§ TASK ITEM
Once the line containing "Mixture: CH₄ : O₂" is found in the entries below, restate it and each following line word for word, stopping after the line containing "Cantera simulation using".

§ DATASET RECORDS
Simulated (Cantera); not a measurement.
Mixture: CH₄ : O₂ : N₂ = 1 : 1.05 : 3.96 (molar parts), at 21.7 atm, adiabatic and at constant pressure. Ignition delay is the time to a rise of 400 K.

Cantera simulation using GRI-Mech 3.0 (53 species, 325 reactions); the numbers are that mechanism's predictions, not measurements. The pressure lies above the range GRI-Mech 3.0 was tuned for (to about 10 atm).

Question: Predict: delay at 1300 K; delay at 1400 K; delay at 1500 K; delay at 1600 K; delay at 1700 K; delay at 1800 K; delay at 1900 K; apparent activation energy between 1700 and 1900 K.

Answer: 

§ TASK RESULT
Mixture: CH₄ : O₂ : N₂ = 1 : 1.05 : 3.96 (molar parts), at 21.7 atm, adiabatic and at constant pressure. Ignition delay is the time to a rise of 400 K.

Cantera simulation using GRI-Mech 3.0 (53 species, 325 reactions); the numbers are that mechanism's predictions, not measurements. The pressure lies above the range GRI-Mech 3.0 was tuned for (to about 10 atm).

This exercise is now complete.